REQUIRED ACTION >> Some of the lines below need repeating. Reproduce exactly those between the lines holding "Results of the" and "Caveat: the PAW", inclusive.

LISTED RECORDS >>
..........

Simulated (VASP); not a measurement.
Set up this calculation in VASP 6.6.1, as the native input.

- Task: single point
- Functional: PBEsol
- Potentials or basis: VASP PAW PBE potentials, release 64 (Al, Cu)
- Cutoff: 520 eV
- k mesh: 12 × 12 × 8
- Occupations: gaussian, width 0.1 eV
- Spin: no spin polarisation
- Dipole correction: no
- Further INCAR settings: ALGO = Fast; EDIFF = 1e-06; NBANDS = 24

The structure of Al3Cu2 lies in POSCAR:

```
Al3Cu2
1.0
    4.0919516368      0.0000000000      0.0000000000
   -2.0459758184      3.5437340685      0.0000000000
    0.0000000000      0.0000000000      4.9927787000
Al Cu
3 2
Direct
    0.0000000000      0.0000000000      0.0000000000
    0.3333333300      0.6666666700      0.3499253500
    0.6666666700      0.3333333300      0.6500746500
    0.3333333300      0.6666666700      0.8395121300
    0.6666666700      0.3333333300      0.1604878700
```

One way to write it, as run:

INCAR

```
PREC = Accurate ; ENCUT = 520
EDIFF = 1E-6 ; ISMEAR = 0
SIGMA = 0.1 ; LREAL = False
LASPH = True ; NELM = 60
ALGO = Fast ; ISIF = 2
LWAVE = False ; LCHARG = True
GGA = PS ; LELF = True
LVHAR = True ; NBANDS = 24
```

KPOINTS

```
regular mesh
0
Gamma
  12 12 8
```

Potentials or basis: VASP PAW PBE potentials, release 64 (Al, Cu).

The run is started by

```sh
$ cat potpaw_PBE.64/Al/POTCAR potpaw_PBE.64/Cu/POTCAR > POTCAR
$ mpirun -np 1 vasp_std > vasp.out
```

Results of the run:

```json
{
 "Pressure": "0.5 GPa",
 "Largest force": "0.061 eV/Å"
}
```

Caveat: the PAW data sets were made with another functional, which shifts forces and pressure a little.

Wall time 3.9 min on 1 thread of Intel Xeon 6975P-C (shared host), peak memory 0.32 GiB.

..........

TASK SOLUTION >>
Results of the run:

```json
{
 "Pressure": "0.5 GPa",
 "Largest force": "0.061 eV/Å"
}
```

Caveat: the PAW data sets were made with another functional, which shifts forces and pressure a little.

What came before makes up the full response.